====== Entries provided ======
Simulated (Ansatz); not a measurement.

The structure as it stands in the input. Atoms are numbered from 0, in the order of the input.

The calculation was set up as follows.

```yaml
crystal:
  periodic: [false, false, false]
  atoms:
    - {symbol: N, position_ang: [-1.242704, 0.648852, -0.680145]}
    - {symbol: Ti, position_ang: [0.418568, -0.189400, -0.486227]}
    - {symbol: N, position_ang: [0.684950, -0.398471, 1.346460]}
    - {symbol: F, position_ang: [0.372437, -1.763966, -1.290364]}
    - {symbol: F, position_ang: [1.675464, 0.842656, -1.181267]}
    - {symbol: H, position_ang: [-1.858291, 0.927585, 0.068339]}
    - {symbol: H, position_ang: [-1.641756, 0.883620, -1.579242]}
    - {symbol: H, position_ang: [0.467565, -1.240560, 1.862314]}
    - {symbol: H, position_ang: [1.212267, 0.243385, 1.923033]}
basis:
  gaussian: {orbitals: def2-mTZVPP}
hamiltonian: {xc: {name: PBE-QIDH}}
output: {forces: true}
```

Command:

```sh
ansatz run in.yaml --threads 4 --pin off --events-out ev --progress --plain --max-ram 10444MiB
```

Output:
======

= Action item =
Return the material in its entirety, word for word.

= Your solution =
Simulated (Ansatz); not a measurement.

The structure as it stands in the input. Atoms are numbered from 0, in the order of the input.

The calculation was set up as follows.

```yaml
crystal:
  periodic: [false, false, false]
  atoms:
    - {symbol: N, position_ang: [-1.242704, 0.648852, -0.680145]}
    - {symbol: Ti, position_ang: [0.418568, -0.189400, -0.486227]}
    - {symbol: N, position_ang: [0.684950, -0.398471, 1.346460]}
    - {symbol: F, position_ang: [0.372437, -1.763966, -1.290364]}
    - {symbol: F, position_ang: [1.675464, 0.842656, -1.181267]}
    - {symbol: H, position_ang: [-1.858291, 0.927585, 0.068339]}
    - {symbol: H, position_ang: [-1.641756, 0.883620, -1.579242]}
    - {symbol: H, position_ang: [0.467565, -1.240560, 1.862314]}
    - {symbol: H, position_ang: [1.212267, 0.243385, 1.923033]}
basis:
  gaussian: {orbitals: def2-mTZVPP}
hamiltonian: {xc: {name: PBE-QIDH}}
output: {forces: true}
```

Command:

```sh
ansatz run in.yaml --threads 4 --pin off --events-out ev --progress --plain --max-ram 10444MiB
```

Output:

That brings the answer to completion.